— Data shown —
********

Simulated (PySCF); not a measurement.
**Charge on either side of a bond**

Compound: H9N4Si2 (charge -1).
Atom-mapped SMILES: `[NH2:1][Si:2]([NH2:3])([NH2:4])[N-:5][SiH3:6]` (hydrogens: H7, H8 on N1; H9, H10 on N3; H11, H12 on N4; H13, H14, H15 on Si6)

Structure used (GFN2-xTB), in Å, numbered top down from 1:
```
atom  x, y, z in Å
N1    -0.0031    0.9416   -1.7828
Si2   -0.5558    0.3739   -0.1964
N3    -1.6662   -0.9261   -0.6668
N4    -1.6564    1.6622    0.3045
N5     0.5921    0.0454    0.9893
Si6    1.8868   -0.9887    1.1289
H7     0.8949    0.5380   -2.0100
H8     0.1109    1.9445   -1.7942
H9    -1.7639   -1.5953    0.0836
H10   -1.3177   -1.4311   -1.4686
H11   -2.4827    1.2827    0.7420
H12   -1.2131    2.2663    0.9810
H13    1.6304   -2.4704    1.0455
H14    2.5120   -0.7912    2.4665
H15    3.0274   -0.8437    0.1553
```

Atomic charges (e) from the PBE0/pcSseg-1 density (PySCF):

********

— Required action —
Give again, exactly as written, every line from the first one above through the line that has "H15 on Si6)" in it.

— Task result —
Simulated (PySCF); not a measurement.
**Charge on either side of a bond**

Compound: H9N4Si2 (charge -1).
Atom-mapped SMILES: `[NH2:1][Si:2]([NH2:3])([NH2:4])[N-:5][SiH3:6]` (hydrogens: H7, H8 on N1; H9, H10 on N3; H11, H12 on N4; H13, H14, H15 on Si6)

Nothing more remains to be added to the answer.